> **PROVIDED RECORDS**
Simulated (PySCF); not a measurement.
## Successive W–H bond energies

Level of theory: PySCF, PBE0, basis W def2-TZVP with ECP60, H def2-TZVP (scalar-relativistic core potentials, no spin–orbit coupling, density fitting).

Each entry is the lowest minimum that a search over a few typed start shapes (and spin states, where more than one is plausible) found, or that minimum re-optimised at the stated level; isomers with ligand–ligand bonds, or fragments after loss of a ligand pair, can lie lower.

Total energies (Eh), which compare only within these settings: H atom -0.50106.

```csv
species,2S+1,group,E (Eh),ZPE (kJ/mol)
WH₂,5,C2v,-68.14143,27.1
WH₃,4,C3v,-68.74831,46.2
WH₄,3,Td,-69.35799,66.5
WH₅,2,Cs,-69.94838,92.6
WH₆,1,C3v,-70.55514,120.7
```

> **WORK ITEM**
Reproduce the listing above precisely.

> **REPLY**
Simulated (PySCF); not a measurement.
## Successive W–H bond energies

Level of theory: PySCF, PBE0, basis W def2-TZVP with ECP60, H def2-TZVP (scalar-relativistic core potentials, no spin–orbit coupling, density fitting).

Each entry is the lowest minimum that a search over a few typed start shapes (and spin states, where more than one is plausible) found, or that minimum re-optimised at the stated level; isomers with ligand–ligand bonds, or fragments after loss of a ligand pair, can lie lower.

Total energies (Eh), which compare only within these settings: H atom -0.50106.

```csv
species,2S+1,group,E (Eh),ZPE (kJ/mol)
WH₂,5,C2v,-68.14143,27.1
WH₃,4,C3v,-68.74831,46.2
WH₄,3,Td,-69.35799,66.5
WH₅,2,Cs,-69.94838,92.6
WH₆,1,C3v,-70.55514,120.7
```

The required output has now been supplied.